Task item: Print the whole listing, character for character.

Data excerpts:
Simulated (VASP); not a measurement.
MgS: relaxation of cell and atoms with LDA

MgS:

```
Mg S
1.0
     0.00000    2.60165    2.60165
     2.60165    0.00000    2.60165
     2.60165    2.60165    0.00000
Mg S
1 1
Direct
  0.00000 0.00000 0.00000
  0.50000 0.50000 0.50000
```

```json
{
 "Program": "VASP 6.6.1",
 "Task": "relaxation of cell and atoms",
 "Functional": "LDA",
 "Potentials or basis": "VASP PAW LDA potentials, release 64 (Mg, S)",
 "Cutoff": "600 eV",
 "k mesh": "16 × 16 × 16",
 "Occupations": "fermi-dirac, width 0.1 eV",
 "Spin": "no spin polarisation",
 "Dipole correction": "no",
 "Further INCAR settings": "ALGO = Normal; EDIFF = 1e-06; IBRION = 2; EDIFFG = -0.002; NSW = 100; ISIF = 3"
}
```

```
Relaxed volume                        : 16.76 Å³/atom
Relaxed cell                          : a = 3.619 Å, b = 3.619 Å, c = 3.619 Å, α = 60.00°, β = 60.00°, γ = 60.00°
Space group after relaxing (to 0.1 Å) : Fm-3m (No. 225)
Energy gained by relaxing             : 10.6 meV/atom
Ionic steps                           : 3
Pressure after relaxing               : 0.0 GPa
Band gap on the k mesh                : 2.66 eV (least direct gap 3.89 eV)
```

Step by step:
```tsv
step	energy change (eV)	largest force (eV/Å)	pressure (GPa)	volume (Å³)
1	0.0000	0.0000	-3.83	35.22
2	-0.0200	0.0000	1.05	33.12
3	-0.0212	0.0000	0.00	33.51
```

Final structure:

Task response:
Simulated (VASP); not a measurement.
MgS: relaxation of cell and atoms with LDA

MgS:

```
Mg S
1.0
     0.00000    2.60165    2.60165
     2.60165    0.00000    2.60165
     2.60165    2.60165    0.00000
Mg S
1 1
Direct
  0.00000 0.00000 0.00000
  0.50000 0.50000 0.50000
```

```json
{
 "Program": "VASP 6.6.1",
 "Task": "relaxation of cell and atoms",
 "Functional": "LDA",
 "Potentials or basis": "VASP PAW LDA potentials, release 64 (Mg, S)",
 "Cutoff": "600 eV",
 "k mesh": "16 × 16 × 16",
 "Occupations": "fermi-dirac, width 0.1 eV",
 "Spin": "no spin polarisation",
 "Dipole correction": "no",
 "Further INCAR settings": "ALGO = Normal; EDIFF = 1e-06; IBRION = 2; EDIFFG = -0.002; NSW = 100; ISIF = 3"
}
```

```
Relaxed volume                        : 16.76 Å³/atom
Relaxed cell                          : a = 3.619 Å, b = 3.619 Å, c = 3.619 Å, α = 60.00°, β = 60.00°, γ = 60.00°
Space group after relaxing (to 0.1 Å) : Fm-3m (No. 225)
Energy gained by relaxing             : 10.6 meV/atom
Ionic steps                           : 3
Pressure after relaxing               : 0.0 GPa
Band gap on the k mesh                : 2.66 eV (least direct gap 3.89 eV)
```

Step by step:
```tsv
step	energy change (eV)	largest force (eV/Å)	pressure (GPa)	volume (Å³)
1	0.0000	0.0000	-3.83	35.22
2	-0.0200	0.0000	1.05	33.12
3	-0.0212	0.0000	0.00	33.51
```

Final structure:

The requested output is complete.